(DATA SHOWN Opens)

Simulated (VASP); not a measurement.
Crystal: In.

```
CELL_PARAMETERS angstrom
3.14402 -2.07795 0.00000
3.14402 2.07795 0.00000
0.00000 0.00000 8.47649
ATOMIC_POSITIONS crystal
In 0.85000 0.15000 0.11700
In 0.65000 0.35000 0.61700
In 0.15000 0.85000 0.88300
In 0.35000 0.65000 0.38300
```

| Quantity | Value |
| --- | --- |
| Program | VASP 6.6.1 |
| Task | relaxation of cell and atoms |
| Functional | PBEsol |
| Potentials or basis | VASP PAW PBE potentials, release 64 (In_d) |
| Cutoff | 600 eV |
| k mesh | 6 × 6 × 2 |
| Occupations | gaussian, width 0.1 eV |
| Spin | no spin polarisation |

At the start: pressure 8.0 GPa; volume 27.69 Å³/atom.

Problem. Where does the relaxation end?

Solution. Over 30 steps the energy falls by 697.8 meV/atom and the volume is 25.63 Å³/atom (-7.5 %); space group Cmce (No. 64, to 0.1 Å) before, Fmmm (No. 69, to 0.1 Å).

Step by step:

(DATA SHOWN Closes)

*ASSIGNED TASK:* Every record above must be repeated word for word.

*EXERCISE OUTPUT:*
Simulated (VASP); not a measurement.
Crystal: In.

```
CELL_PARAMETERS angstrom
3.14402 -2.07795 0.00000
3.14402 2.07795 0.00000
0.00000 0.00000 8.47649
ATOMIC_POSITIONS crystal
In 0.85000 0.15000 0.11700
In 0.65000 0.35000 0.61700
In 0.15000 0.85000 0.88300
In 0.35000 0.65000 0.38300
```

| Quantity | Value |
| --- | --- |
| Program | VASP 6.6.1 |
| Task | relaxation of cell and atoms |
| Functional | PBEsol |
| Potentials or basis | VASP PAW PBE potentials, release 64 (In_d) |
| Cutoff | 600 eV |
| k mesh | 6 × 6 × 2 |
| Occupations | gaussian, width 0.1 eV |
| Spin | no spin polarisation |

At the start: pressure 8.0 GPa; volume 27.69 Å³/atom.

Problem. Where does the relaxation end?

Solution. Over 30 steps the energy falls by 697.8 meV/atom and the volume is 25.63 Å³/atom (-7.5 %); space group Cmce (No. 64, to 0.1 Å) before, Fmmm (No. 69, to 0.1 Å).

Step by step:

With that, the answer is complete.